*ASSIGNMENT*
An exact reprint of all the records is the expected answer.

····················

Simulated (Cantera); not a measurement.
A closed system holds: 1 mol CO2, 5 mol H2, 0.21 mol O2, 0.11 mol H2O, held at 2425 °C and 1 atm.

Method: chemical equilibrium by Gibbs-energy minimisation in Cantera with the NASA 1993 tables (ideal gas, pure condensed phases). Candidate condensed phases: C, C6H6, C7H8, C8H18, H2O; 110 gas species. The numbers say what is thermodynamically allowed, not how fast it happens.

····················

*ANSWER SPACE*
Simulated (Cantera); not a measurement.
A closed system holds: 1 mol CO2, 5 mol H2, 0.21 mol O2, 0.11 mol H2O, held at 2425 °C and 1 atm.

Method: chemical equilibrium by Gibbs-energy minimisation in Cantera with the NASA 1993 tables (ideal gas, pure condensed phases). Candidate condensed phases: C, C6H6, C7H8, C8H18, H2O; 110 gas species. The numbers say what is thermodynamically allowed, not how fast it happens.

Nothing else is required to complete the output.